Work task: Please repeat the data in full, character for character.

Provided information:
· · · · · · ·
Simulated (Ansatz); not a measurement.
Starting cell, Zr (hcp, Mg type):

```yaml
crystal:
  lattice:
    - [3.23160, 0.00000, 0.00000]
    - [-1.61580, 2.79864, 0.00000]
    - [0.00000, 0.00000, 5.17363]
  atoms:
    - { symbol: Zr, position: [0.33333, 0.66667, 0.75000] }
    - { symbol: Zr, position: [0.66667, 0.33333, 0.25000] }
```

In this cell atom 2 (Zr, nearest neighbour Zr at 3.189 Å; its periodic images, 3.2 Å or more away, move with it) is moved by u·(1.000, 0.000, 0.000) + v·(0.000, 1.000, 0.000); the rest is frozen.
· · · · · · ·

Task response:
Simulated (Ansatz); not a measurement.
Starting cell, Zr (hcp, Mg type):

```yaml
crystal:
  lattice:
    - [3.23160, 0.00000, 0.00000]
    - [-1.61580, 2.79864, 0.00000]
    - [0.00000, 0.00000, 5.17363]
  atoms:
    - { symbol: Zr, position: [0.33333, 0.66667, 0.75000] }
    - { symbol: Zr, position: [0.66667, 0.33333, 0.25000] }
```

In this cell atom 2 (Zr, nearest neighbour Zr at 3.189 Å; its periodic images, 3.2 Å or more away, move with it) is moved by u·(1.000, 0.000, 0.000) + v·(0.000, 1.000, 0.000); the rest is frozen.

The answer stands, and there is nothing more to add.